**ASSIGNED TASK:** Copy the records out again in full, keeping them identical.

**DATASET:**
┌──

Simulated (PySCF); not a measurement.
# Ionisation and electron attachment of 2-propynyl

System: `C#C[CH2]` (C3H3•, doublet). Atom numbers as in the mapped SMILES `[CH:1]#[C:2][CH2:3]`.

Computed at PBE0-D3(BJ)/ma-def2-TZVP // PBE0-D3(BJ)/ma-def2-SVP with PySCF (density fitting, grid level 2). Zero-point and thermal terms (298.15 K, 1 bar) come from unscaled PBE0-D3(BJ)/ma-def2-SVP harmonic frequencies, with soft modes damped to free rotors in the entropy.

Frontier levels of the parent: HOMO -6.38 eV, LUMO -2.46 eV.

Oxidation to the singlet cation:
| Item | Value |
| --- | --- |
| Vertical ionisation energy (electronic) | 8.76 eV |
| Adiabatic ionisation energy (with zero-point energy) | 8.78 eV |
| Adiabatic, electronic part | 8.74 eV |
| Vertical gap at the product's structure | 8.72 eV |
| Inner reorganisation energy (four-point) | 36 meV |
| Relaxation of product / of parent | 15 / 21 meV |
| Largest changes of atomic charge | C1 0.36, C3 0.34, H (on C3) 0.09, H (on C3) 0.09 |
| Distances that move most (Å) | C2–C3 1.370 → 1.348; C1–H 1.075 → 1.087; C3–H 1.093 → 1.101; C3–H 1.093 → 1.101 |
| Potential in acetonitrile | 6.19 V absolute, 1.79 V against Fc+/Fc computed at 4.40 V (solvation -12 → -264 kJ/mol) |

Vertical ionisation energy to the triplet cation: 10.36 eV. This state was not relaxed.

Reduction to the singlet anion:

└──

**YOUR RESPONSE:**
Simulated (PySCF); not a measurement.
# Ionisation and electron attachment of 2-propynyl

System: `C#C[CH2]` (C3H3•, doublet). Atom numbers as in the mapped SMILES `[CH:1]#[C:2][CH2:3]`.

Computed at PBE0-D3(BJ)/ma-def2-TZVP // PBE0-D3(BJ)/ma-def2-SVP with PySCF (density fitting, grid level 2). Zero-point and thermal terms (298.15 K, 1 bar) come from unscaled PBE0-D3(BJ)/ma-def2-SVP harmonic frequencies, with soft modes damped to free rotors in the entropy.

Frontier levels of the parent: HOMO -6.38 eV, LUMO -2.46 eV.

Oxidation to the singlet cation:
| Item | Value |
| --- | --- |
| Vertical ionisation energy (electronic) | 8.76 eV |
| Adiabatic ionisation energy (with zero-point energy) | 8.78 eV |
| Adiabatic, electronic part | 8.74 eV |
| Vertical gap at the product's structure | 8.72 eV |
| Inner reorganisation energy (four-point) | 36 meV |
| Relaxation of product / of parent | 15 / 21 meV |
| Largest changes of atomic charge | C1 0.36, C3 0.34, H (on C3) 0.09, H (on C3) 0.09 |
| Distances that move most (Å) | C2–C3 1.370 → 1.348; C1–H 1.075 → 1.087; C3–H 1.093 → 1.101; C3–H 1.093 → 1.101 |
| Potential in acetonitrile | 6.19 V absolute, 1.79 V against Fc+/Fc computed at 4.40 V (solvation -12 → -264 kJ/mol) |

Vertical ionisation energy to the triplet cation: 10.36 eV. This state was not relaxed.

Reduction to the singlet anion:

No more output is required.